== Segment start ==
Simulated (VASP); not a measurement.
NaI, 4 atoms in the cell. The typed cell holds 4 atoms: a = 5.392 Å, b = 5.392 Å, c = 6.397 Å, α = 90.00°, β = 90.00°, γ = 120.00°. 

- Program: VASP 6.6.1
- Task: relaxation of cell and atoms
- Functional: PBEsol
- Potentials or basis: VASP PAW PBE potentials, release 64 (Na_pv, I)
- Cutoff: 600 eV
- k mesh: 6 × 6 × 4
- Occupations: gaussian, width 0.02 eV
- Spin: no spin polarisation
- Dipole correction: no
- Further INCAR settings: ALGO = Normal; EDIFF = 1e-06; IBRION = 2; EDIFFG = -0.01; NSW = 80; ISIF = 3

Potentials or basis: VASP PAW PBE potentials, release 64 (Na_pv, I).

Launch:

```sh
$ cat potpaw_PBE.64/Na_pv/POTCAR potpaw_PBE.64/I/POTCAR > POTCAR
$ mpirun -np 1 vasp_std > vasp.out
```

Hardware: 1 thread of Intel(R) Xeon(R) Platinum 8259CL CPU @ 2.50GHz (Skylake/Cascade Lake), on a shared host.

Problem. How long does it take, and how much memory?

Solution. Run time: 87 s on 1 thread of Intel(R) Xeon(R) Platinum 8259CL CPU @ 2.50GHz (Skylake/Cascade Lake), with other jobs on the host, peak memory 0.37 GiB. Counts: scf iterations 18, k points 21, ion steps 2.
== Segment end ==

__Brief__
Write out the listing's lines exactly, from its first line through the line that contains "Problem. How long", and stop there.

__Written solution__
Simulated (VASP); not a measurement.
NaI, 4 atoms in the cell. The typed cell holds 4 atoms: a = 5.392 Å, b = 5.392 Å, c = 6.397 Å, α = 90.00°, β = 90.00°, γ = 120.00°. 

- Program: VASP 6.6.1
- Task: relaxation of cell and atoms
- Functional: PBEsol
- Potentials or basis: VASP PAW PBE potentials, release 64 (Na_pv, I)
- Cutoff: 600 eV
- k mesh: 6 × 6 × 4
- Occupations: gaussian, width 0.02 eV
- Spin: no spin polarisation
- Dipole correction: no
- Further INCAR settings: ALGO = Normal; EDIFF = 1e-06; IBRION = 2; EDIFFG = -0.01; NSW = 80; ISIF = 3

Potentials or basis: VASP PAW PBE potentials, release 64 (Na_pv, I).

Launch:

```sh
$ cat potpaw_PBE.64/Na_pv/POTCAR potpaw_PBE.64/I/POTCAR > POTCAR
$ mpirun -np 1 vasp_std > vasp.out
```

Hardware: 1 thread of Intel(R) Xeon(R) Platinum 8259CL CPU @ 2.50GHz (Skylake/Cascade Lake), on a shared host.

Problem. How long does it take, and how much memory?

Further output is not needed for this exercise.